Task item:
Once you find the line containing "All values below" in the data below, copy it and each following line exactly, up to and including the line containing "The energy (σ→0)", and nothing else.

***** Dataset content

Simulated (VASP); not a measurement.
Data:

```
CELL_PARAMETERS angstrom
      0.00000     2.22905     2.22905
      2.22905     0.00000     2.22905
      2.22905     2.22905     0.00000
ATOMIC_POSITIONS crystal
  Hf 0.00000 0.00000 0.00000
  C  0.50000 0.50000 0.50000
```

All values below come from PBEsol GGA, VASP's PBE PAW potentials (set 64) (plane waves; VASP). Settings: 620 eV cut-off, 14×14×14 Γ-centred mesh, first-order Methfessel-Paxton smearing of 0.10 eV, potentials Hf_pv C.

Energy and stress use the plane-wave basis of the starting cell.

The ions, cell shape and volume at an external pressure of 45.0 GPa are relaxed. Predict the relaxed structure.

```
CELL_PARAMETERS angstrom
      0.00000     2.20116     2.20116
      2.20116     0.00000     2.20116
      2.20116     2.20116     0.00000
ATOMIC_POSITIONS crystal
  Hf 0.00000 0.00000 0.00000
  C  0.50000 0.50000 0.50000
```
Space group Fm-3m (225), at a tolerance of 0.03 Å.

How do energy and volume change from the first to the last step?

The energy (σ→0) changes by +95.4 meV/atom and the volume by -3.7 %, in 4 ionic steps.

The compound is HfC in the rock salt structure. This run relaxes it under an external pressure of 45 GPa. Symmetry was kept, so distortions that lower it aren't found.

**********

Solution:
All values below come from PBEsol GGA, VASP's PBE PAW potentials (set 64) (plane waves; VASP). Settings: 620 eV cut-off, 14×14×14 Γ-centred mesh, first-order Methfessel-Paxton smearing of 0.10 eV, potentials Hf_pv C.

Energy and stress use the plane-wave basis of the starting cell.

The ions, cell shape and volume at an external pressure of 45.0 GPa are relaxed. Predict the relaxed structure.

```
CELL_PARAMETERS angstrom
      0.00000     2.20116     2.20116
      2.20116     0.00000     2.20116
      2.20116     2.20116     0.00000
ATOMIC_POSITIONS crystal
  Hf 0.00000 0.00000 0.00000
  C  0.50000 0.50000 0.50000
```
Space group Fm-3m (225), at a tolerance of 0.03 Å.

How do energy and volume change from the first to the last step?

The energy (σ→0) changes by +95.4 meV/atom and the volume by -3.7 %, in 4 ionic steps.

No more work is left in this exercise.